Copy word for word, please, the lines of the entries below running from the one containing "Potentials or basis: VASP" to the one containing "Caveat: without QUAD_EFG", both ends included.

+ + +

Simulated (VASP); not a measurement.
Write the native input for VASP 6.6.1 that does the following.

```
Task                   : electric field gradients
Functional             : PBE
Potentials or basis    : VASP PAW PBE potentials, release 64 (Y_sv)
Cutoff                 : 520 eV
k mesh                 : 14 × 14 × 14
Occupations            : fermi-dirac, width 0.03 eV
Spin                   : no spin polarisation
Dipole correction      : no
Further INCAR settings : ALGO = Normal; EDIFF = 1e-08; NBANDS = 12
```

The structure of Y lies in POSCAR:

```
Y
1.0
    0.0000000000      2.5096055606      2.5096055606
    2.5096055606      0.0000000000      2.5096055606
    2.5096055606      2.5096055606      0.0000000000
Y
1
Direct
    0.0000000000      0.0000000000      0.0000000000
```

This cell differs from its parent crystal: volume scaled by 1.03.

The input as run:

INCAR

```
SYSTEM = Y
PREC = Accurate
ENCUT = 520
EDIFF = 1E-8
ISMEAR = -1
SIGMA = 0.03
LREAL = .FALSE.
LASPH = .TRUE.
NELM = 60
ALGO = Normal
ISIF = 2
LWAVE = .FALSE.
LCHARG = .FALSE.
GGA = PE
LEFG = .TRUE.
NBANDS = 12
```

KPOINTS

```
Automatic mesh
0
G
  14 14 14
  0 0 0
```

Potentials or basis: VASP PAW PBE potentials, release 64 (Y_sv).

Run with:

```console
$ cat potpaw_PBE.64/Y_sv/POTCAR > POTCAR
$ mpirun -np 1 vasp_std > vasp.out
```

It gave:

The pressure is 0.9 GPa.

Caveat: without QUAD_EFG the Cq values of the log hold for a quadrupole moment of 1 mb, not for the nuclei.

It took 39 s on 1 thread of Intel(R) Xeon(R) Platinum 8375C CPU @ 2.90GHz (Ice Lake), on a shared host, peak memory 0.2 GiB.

+ + +

TASK OUTPUT:
Potentials or basis: VASP PAW PBE potentials, release 64 (Y_sv).

Run with:

```console
$ cat potpaw_PBE.64/Y_sv/POTCAR > POTCAR
$ mpirun -np 1 vasp_std > vasp.out
```

It gave:

The pressure is 0.9 GPa.

Caveat: without QUAD_EFG the Cq values of the log hold for a quadrupole moment of 1 mb, not for the nuclei.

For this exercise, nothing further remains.